--- START ---

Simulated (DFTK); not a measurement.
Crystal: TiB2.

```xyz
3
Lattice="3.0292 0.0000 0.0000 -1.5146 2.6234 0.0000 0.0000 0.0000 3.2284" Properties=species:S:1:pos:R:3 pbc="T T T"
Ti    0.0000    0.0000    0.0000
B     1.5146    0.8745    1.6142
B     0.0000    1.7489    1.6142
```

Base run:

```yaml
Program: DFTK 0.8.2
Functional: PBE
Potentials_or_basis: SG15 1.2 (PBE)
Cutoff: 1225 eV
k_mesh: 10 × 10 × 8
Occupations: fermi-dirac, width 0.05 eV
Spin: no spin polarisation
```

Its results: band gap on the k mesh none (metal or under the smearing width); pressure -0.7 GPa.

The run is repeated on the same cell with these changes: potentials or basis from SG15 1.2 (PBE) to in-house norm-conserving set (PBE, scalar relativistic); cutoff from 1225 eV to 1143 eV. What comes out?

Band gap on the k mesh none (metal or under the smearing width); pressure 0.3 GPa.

--- END ---

# Brief
Could you output, exactly and with nothing else, the lines from the start of the records through the line containing "Its results: band"?

# Problem solution
Simulated (DFTK); not a measurement.
Crystal: TiB2.

```xyz
3
Lattice="3.0292 0.0000 0.0000 -1.5146 2.6234 0.0000 0.0000 0.0000 3.2284" Properties=species:S:1:pos:R:3 pbc="T T T"
Ti    0.0000    0.0000    0.0000
B     1.5146    0.8745    1.6142
B     0.0000    1.7489    1.6142
```

Base run:

```yaml
Program: DFTK 0.8.2
Functional: PBE
Potentials_or_basis: SG15 1.2 (PBE)
Cutoff: 1225 eV
k_mesh: 10 × 10 × 8
Occupations: fermi-dirac, width 0.05 eV
Spin: no spin polarisation
```

Its results: band gap on the k mesh none (metal or under the smearing width); pressure -0.7 GPa.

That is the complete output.